- _DATA SECTION_
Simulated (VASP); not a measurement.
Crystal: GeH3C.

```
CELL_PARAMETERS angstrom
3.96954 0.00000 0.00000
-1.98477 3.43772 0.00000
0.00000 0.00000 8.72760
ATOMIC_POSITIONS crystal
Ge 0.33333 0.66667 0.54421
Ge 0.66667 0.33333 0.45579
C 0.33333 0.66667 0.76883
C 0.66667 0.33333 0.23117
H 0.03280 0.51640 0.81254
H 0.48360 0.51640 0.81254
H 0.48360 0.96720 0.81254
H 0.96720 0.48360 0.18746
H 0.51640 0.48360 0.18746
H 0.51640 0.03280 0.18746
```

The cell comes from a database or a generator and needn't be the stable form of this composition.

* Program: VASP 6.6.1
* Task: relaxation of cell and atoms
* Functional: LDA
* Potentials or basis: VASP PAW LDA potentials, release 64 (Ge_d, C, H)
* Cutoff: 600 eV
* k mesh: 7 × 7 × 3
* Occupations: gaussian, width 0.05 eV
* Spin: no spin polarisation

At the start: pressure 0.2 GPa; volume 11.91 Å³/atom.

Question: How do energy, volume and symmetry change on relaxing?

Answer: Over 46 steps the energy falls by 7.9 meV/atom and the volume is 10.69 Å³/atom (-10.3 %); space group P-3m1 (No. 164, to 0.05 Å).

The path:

- _REQUIRED ACTION_
The lines above from the one containing "Cutoff: 600 eV" through the one containing "Answer: Over 46" are to be set down exactly, and no others.

- _TASK SOLUTION_
* Cutoff: 600 eV
* k mesh: 7 × 7 × 3
* Occupations: gaussian, width 0.05 eV
* Spin: no spin polarisation

At the start: pressure 0.2 GPa; volume 11.91 Å³/atom.

Question: How do energy, volume and symmetry change on relaxing?

Answer: Over 46 steps the energy falls by 7.9 meV/atom and the volume is 10.69 Å³/atom (-10.3 %); space group P-3m1 (No. 164, to 0.05 Å).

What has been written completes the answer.